BRIEF: Would you return the lines between the one holding "Wanted: SIESTA inputs" and the one holding "So far. Step", inclusive, and only those, exactly as they stand in the listing below?

DATASET EXTRACT:
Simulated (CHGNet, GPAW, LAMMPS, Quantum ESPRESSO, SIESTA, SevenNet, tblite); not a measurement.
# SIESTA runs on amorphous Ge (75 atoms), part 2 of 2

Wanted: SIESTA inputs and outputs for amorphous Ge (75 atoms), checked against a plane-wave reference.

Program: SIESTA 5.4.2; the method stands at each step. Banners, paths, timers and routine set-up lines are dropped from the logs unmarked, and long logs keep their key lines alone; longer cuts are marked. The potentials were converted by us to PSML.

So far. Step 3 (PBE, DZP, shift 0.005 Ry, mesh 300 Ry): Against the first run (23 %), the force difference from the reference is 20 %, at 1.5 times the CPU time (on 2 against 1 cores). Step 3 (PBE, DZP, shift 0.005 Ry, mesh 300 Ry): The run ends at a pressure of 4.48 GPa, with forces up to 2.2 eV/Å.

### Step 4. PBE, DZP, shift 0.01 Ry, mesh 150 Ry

REPLY:
Wanted: SIESTA inputs and outputs for amorphous Ge (75 atoms), checked against a plane-wave reference.

Program: SIESTA 5.4.2; the method stands at each step. Banners, paths, timers and routine set-up lines are dropped from the logs unmarked, and long logs keep their key lines alone; longer cuts are marked. The potentials were converted by us to PSML.

So far. Step 3 (PBE, DZP, shift 0.005 Ry, mesh 300 Ry): Against the first run (23 %), the force difference from the reference is 20 %, at 1.5 times the CPU time (on 2 against 1 cores). Step 3 (PBE, DZP, shift 0.005 Ry, mesh 300 Ry): The run ends at a pressure of 4.48 GPa, with forces up to 2.2 eV/Å.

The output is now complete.